• • • • • • •

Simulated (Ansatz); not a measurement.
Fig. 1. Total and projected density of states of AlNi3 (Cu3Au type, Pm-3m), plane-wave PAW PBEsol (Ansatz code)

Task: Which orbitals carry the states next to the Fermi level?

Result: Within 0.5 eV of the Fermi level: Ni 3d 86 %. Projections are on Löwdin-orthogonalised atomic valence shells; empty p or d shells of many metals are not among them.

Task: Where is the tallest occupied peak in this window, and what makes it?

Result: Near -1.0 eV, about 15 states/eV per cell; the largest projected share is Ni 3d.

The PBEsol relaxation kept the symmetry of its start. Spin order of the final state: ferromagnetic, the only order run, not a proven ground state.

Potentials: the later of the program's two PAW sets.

• • • • • • •

• [ASSIGNED TASK]
Your task is to transcribe, with no changes, only the lines of the listing above that lie between the line holding "Task: Which orbitals" and the line holding "Result: Near -1.0", inclusive.

• [ANSWER AREA]
Task: Which orbitals carry the states next to the Fermi level?

Result: Within 0.5 eV of the Fermi level: Ni 3d 86 %. Projections are on Löwdin-orthogonalised atomic valence shells; empty p or d shells of many metals are not among them.

Task: Where is the tallest occupied peak in this window, and what makes it?

Result: Near -1.0 eV, about 15 states/eV per cell; the largest projected share is Ni 3d.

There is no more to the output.